▶ _Brief_: Restate, word for word, the lines from the opening line of the data through the line containing "0.73 | -0.005 |", both included, and nothing else.

▶ _Given data_:
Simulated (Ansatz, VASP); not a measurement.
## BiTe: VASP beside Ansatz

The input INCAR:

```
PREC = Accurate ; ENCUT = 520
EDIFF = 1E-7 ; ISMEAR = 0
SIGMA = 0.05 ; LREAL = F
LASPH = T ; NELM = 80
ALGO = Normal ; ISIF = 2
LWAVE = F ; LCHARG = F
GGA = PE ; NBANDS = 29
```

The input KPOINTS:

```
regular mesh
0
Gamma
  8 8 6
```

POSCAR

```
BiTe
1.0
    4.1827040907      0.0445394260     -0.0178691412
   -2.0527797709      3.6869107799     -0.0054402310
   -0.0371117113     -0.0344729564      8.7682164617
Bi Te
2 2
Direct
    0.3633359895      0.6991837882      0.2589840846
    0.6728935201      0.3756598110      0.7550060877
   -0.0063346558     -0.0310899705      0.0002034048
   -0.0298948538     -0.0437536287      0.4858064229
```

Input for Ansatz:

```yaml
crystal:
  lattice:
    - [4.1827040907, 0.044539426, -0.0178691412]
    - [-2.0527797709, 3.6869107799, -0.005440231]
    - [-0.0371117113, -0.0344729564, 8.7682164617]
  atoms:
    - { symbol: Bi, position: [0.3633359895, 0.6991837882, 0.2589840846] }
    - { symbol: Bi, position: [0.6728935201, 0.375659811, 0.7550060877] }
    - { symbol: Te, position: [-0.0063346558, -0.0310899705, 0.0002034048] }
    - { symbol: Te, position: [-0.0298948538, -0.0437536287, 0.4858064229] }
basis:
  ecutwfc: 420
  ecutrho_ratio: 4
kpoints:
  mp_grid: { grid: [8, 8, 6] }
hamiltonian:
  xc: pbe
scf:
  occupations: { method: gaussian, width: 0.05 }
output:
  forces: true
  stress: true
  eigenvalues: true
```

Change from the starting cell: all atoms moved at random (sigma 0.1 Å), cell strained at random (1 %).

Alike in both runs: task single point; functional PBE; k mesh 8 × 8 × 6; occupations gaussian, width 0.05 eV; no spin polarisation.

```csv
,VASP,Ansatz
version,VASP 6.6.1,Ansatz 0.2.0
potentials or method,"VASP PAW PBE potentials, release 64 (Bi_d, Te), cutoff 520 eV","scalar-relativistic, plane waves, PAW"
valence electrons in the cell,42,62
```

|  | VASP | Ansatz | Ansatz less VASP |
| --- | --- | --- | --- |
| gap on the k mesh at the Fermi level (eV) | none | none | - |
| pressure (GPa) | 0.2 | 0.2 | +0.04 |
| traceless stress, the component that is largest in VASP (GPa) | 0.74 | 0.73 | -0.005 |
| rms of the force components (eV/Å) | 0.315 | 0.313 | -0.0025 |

▶ _Written answer_:
Simulated (Ansatz, VASP); not a measurement.
## BiTe: VASP beside Ansatz

The input INCAR:

```
PREC = Accurate ; ENCUT = 520
EDIFF = 1E-7 ; ISMEAR = 0
SIGMA = 0.05 ; LREAL = F
LASPH = T ; NELM = 80
ALGO = Normal ; ISIF = 2
LWAVE = F ; LCHARG = F
GGA = PE ; NBANDS = 29
```

The input KPOINTS:

```
regular mesh
0
Gamma
  8 8 6
```

POSCAR

```
BiTe
1.0
    4.1827040907      0.0445394260     -0.0178691412
   -2.0527797709      3.6869107799     -0.0054402310
   -0.0371117113     -0.0344729564      8.7682164617
Bi Te
2 2
Direct
    0.3633359895      0.6991837882      0.2589840846
    0.6728935201      0.3756598110      0.7550060877
   -0.0063346558     -0.0310899705      0.0002034048
   -0.0298948538     -0.0437536287      0.4858064229
```

Input for Ansatz:

```yaml
crystal:
  lattice:
    - [4.1827040907, 0.044539426, -0.0178691412]
    - [-2.0527797709, 3.6869107799, -0.005440231]
    - [-0.0371117113, -0.0344729564, 8.7682164617]
  atoms:
    - { symbol: Bi, position: [0.3633359895, 0.6991837882, 0.2589840846] }
    - { symbol: Bi, position: [0.6728935201, 0.375659811, 0.7550060877] }
    - { symbol: Te, position: [-0.0063346558, -0.0310899705, 0.0002034048] }
    - { symbol: Te, position: [-0.0298948538, -0.0437536287, 0.4858064229] }
basis:
  ecutwfc: 420
  ecutrho_ratio: 4
kpoints:
  mp_grid: { grid: [8, 8, 6] }
hamiltonian:
  xc: pbe
scf:
  occupations: { method: gaussian, width: 0.05 }
output:
  forces: true
  stress: true
  eigenvalues: true
```

Change from the starting cell: all atoms moved at random (sigma 0.1 Å), cell strained at random (1 %).

Alike in both runs: task single point; functional PBE; k mesh 8 × 8 × 6; occupations gaussian, width 0.05 eV; no spin polarisation.

```csv
,VASP,Ansatz
version,VASP 6.6.1,Ansatz 0.2.0
potentials or method,"VASP PAW PBE potentials, release 64 (Bi_d, Te), cutoff 520 eV","scalar-relativistic, plane waves, PAW"
valence electrons in the cell,42,62
```

|  | VASP | Ansatz | Ansatz less VASP |
| --- | --- | --- | --- |
| gap on the k mesh at the Fermi level (eV) | none | none | - |
| pressure (GPa) | 0.2 | 0.2 | +0.04 |
| traceless stress, the component that is largest in VASP (GPa) | 0.74 | 0.73 | -0.005 |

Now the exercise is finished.